◆ Requirement
Everything from the first line of the entries below through the line holding "3.41 | -0.7 |" must be printed exactly as written.

◆ Provided data
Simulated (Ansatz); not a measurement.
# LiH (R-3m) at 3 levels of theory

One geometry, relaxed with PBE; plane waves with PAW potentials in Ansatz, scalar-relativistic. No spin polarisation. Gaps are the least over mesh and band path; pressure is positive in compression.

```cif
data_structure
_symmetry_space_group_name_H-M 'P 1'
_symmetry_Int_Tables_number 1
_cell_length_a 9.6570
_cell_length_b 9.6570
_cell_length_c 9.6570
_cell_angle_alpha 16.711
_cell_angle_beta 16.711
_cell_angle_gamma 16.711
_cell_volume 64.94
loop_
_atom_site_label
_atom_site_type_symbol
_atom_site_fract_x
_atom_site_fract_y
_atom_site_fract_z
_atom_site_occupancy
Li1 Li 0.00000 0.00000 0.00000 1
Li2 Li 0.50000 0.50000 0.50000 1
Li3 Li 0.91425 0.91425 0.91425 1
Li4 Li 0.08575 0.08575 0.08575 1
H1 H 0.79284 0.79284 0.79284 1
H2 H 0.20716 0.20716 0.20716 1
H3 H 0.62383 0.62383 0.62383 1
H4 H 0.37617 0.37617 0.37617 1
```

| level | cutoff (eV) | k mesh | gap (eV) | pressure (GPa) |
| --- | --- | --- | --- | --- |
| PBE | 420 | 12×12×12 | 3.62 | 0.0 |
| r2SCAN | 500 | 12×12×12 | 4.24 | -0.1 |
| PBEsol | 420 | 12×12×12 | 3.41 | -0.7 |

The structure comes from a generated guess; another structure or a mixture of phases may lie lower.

◆ Response box
Simulated (Ansatz); not a measurement.
# LiH (R-3m) at 3 levels of theory

One geometry, relaxed with PBE; plane waves with PAW potentials in Ansatz, scalar-relativistic. No spin polarisation. Gaps are the least over mesh and band path; pressure is positive in compression.

```cif
data_structure
_symmetry_space_group_name_H-M 'P 1'
_symmetry_Int_Tables_number 1
_cell_length_a 9.6570
_cell_length_b 9.6570
_cell_length_c 9.6570
_cell_angle_alpha 16.711
_cell_angle_beta 16.711
_cell_angle_gamma 16.711
_cell_volume 64.94
loop_
_atom_site_label
_atom_site_type_symbol
_atom_site_fract_x
_atom_site_fract_y
_atom_site_fract_z
_atom_site_occupancy
Li1 Li 0.00000 0.00000 0.00000 1
Li2 Li 0.50000 0.50000 0.50000 1
Li3 Li 0.91425 0.91425 0.91425 1
Li4 Li 0.08575 0.08575 0.08575 1
H1 H 0.79284 0.79284 0.79284 1
H2 H 0.20716 0.20716 0.20716 1
H3 H 0.62383 0.62383 0.62383 1
H4 H 0.37617 0.37617 0.37617 1
```

| level | cutoff (eV) | k mesh | gap (eV) | pressure (GPa) |
| --- | --- | --- | --- | --- |
| PBE | 420 | 12×12×12 | 3.62 | 0.0 |
| r2SCAN | 500 | 12×12×12 | 4.24 | -0.1 |
| PBEsol | 420 | 12×12×12 | 3.41 | -0.7 |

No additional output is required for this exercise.